• Work item:
Each entry, in full: copy it out exactly.

• Entries supplied:
________________
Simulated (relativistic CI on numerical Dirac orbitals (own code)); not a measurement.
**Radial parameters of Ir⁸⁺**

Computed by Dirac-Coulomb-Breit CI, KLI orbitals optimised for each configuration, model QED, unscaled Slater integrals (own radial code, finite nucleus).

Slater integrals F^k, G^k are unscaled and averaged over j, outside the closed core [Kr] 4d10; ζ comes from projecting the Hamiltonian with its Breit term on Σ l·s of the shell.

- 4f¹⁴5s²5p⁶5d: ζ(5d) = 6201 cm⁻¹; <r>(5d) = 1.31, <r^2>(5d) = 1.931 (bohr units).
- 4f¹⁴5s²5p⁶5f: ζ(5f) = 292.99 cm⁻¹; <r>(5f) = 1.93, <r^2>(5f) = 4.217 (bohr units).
________________

• Written response:
Simulated (relativistic CI on numerical Dirac orbitals (own code)); not a measurement.
**Radial parameters of Ir⁸⁺**

Computed by Dirac-Coulomb-Breit CI, KLI orbitals optimised for each configuration, model QED, unscaled Slater integrals (own radial code, finite nucleus).

Slater integrals F^k, G^k are unscaled and averaged over j, outside the closed core [Kr] 4d10; ζ comes from projecting the Hamiltonian with its Breit term on Σ l·s of the shell.

- 4f¹⁴5s²5p⁶5d: ζ(5d) = 6201 cm⁻¹; <r>(5d) = 1.31, <r^2>(5d) = 1.931 (bohr units).
- 4f¹⁴5s²5p⁶5f: ζ(5f) = 292.99 cm⁻¹; <r>(5f) = 1.93, <r^2>(5f) = 4.217 (bohr units).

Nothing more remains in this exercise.